• **ACTION ITEM**: Take the material below and reproduce, word for word, only the lines from the line with "Alike in both" through the line with "from the codes.".

◇ ◇ ◇ ◇
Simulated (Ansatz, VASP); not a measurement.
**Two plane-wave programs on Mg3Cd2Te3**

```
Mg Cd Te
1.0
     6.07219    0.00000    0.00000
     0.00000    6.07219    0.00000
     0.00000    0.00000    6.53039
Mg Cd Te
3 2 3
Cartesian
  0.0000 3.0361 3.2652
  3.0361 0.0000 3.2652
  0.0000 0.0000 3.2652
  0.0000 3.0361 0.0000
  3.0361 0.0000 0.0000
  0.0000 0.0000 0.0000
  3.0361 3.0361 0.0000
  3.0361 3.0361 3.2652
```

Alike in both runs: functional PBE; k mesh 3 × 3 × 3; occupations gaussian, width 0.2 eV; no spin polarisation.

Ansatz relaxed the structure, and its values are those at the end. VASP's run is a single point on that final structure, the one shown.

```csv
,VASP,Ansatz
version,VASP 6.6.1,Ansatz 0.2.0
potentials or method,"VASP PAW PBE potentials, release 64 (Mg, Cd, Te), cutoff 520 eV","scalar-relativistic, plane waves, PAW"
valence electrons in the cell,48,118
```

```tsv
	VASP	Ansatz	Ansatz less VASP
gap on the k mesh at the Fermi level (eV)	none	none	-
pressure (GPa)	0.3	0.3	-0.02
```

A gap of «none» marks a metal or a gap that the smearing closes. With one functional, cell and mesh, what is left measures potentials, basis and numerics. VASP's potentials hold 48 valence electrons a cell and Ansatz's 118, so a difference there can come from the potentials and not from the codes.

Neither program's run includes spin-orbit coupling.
◇ ◇ ◇ ◇

• **TASK SOLUTION**:
Alike in both runs: functional PBE; k mesh 3 × 3 × 3; occupations gaussian, width 0.2 eV; no spin polarisation.

Ansatz relaxed the structure, and its values are those at the end. VASP's run is a single point on that final structure, the one shown.

```csv
,VASP,Ansatz
version,VASP 6.6.1,Ansatz 0.2.0
potentials or method,"VASP PAW PBE potentials, release 64 (Mg, Cd, Te), cutoff 520 eV","scalar-relativistic, plane waves, PAW"
valence electrons in the cell,48,118
```

```tsv
	VASP	Ansatz	Ansatz less VASP
gap on the k mesh at the Fermi level (eV)	none	none	-
pressure (GPa)	0.3	0.3	-0.02
```

A gap of «none» marks a metal or a gap that the smearing closes. With one functional, cell and mesh, what is left measures potentials, basis and numerics. VASP's potentials hold 48 valence electrons a cell and Ansatz's 118, so a difference there can come from the potentials and not from the codes.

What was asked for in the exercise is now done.